§ **ACTION ITEM**: Please output exactly the lines of the material from the first through the line containing "Method: GIAO PBE0/6-31G*", and nothing more.

§ **MATERIAL PROVIDED**:
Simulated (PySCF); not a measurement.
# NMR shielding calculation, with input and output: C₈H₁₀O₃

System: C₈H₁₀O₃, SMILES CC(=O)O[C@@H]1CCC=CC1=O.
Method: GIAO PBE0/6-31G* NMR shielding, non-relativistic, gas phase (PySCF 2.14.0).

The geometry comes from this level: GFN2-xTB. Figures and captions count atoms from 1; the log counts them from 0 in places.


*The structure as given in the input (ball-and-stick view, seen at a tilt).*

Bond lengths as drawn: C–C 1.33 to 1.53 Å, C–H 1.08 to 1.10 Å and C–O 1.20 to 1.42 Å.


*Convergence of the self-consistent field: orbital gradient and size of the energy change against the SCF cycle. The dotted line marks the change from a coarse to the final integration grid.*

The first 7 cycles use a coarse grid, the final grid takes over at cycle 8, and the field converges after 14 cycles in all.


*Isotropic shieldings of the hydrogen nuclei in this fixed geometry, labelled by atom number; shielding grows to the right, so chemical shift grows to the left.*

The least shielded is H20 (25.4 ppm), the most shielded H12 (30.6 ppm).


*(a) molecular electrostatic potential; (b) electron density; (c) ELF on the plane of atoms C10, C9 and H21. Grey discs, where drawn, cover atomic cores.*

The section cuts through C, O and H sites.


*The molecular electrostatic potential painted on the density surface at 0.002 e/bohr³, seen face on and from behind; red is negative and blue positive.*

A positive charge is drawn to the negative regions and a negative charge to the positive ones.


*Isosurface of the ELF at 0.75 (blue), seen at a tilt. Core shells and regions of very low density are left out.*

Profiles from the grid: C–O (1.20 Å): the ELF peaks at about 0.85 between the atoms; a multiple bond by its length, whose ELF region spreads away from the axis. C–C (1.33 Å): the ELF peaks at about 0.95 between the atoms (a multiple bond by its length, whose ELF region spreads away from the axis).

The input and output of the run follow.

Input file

§ **YOUR RESPONSE**:
Simulated (PySCF); not a measurement.
# NMR shielding calculation, with input and output: C₈H₁₀O₃

System: C₈H₁₀O₃, SMILES CC(=O)O[C@@H]1CCC=CC1=O.
Method: GIAO PBE0/6-31G* NMR shielding, non-relativistic, gas phase (PySCF 2.14.0).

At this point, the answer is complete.